#### [Study material]
--- START ---
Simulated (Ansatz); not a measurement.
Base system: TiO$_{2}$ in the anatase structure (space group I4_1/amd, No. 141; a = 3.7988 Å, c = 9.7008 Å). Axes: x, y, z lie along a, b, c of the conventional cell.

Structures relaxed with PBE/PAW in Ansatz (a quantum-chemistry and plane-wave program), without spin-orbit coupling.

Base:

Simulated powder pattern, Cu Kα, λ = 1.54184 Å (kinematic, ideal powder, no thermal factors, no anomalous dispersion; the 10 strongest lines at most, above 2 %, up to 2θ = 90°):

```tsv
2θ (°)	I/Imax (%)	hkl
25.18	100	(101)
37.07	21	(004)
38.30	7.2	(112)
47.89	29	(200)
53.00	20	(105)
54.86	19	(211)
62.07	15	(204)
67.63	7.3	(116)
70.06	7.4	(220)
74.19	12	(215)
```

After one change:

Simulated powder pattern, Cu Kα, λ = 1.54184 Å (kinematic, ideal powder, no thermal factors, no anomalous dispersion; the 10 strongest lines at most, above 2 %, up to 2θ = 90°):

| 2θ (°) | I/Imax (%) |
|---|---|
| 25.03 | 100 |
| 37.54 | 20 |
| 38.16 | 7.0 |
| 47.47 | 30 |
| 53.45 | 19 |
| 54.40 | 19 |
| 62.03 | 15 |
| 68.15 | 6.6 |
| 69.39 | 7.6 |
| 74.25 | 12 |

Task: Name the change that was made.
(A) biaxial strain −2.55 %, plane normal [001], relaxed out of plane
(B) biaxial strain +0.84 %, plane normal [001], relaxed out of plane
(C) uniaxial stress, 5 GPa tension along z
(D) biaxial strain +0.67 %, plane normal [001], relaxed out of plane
--- END ---

#### [Brief]
I'd like the lines above from the one with "74.25 | 12 |" up to and including the one with "(C) uniaxial stress, 5 GPa tension along z" copied exactly, with no other lines.

#### [Written solution]
| 74.25 | 12 |

Task: Name the change that was made.
(A) biaxial strain −2.55 %, plane normal [001], relaxed out of plane
(B) biaxial strain +0.84 %, plane normal [001], relaxed out of plane
(C) uniaxial stress, 5 GPa tension along z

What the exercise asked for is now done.